**Work task:** Each line of the data must be set down again without a single difference.

**The data:**
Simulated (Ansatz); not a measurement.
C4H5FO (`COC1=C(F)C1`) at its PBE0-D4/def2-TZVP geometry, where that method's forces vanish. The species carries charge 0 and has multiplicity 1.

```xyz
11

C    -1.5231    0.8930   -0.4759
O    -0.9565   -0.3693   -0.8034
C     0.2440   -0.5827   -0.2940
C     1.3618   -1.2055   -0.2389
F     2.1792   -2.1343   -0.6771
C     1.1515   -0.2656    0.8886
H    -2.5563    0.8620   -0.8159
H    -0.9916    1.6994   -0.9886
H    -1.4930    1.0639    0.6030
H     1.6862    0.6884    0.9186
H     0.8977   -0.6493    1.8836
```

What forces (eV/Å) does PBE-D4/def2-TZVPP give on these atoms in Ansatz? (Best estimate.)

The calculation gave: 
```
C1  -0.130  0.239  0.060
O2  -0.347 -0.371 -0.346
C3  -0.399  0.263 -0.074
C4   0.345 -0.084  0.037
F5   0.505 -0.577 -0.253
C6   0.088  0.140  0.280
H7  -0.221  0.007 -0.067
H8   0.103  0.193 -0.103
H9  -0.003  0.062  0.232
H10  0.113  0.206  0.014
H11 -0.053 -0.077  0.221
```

**Worked solution:**
Simulated (Ansatz); not a measurement.
C4H5FO (`COC1=C(F)C1`) at its PBE0-D4/def2-TZVP geometry, where that method's forces vanish. The species carries charge 0 and has multiplicity 1.

```xyz
11

C    -1.5231    0.8930   -0.4759
O    -0.9565   -0.3693   -0.8034
C     0.2440   -0.5827   -0.2940
C     1.3618   -1.2055   -0.2389
F     2.1792   -2.1343   -0.6771
C     1.1515   -0.2656    0.8886
H    -2.5563    0.8620   -0.8159
H    -0.9916    1.6994   -0.9886
H    -1.4930    1.0639    0.6030
H     1.6862    0.6884    0.9186
H     0.8977   -0.6493    1.8836
```

What forces (eV/Å) does PBE-D4/def2-TZVPP give on these atoms in Ansatz? (Best estimate.)

The calculation gave: 
```
C1  -0.130  0.239  0.060
O2  -0.347 -0.371 -0.346
C3  -0.399  0.263 -0.074
C4   0.345 -0.084  0.037
F5   0.505 -0.577 -0.253
C6   0.088  0.140  0.280
H7  -0.221  0.007 -0.067
H8   0.103  0.193 -0.103
H9  -0.003  0.062  0.232
H10  0.113  0.206  0.014
H11 -0.053 -0.077  0.221
```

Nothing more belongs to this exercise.